┌──
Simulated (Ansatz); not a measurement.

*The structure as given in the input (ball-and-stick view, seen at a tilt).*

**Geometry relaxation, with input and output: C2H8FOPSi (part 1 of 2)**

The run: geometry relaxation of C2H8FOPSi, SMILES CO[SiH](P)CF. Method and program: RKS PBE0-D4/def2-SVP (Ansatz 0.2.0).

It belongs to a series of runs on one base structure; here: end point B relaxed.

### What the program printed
└──

REQUIREMENT:
Reproduce, word for word, all of the entries above.

EXPECTED ANSWER:
Simulated (Ansatz); not a measurement.

*The structure as given in the input (ball-and-stick view, seen at a tilt).*

**Geometry relaxation, with input and output: C2H8FOPSi (part 1 of 2)**

The run: geometry relaxation of C2H8FOPSi, SMILES CO[SiH](P)CF. Method and program: RKS PBE0-D4/def2-SVP (Ansatz 0.2.0).

It belongs to a series of runs on one base structure; here: end point B relaxed.

### What the program printed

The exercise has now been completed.